○ ○ ○

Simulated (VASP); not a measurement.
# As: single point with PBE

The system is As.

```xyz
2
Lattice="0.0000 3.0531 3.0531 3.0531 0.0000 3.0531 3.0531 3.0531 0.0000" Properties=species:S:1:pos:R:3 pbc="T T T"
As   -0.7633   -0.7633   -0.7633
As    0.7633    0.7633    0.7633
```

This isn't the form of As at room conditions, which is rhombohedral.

○ ○ ○

§ EXERCISE:
Reply with every line of the material above, unaltered.

§ REPLY:
Simulated (VASP); not a measurement.
# As: single point with PBE

The system is As.

```xyz
2
Lattice="0.0000 3.0531 3.0531 3.0531 0.0000 3.0531 3.0531 3.0531 0.0000" Properties=species:S:1:pos:R:3 pbc="T T T"
As   -0.7633   -0.7633   -0.7633
As    0.7633    0.7633    0.7633
```

This isn't the form of As at room conditions, which is rhombohedral.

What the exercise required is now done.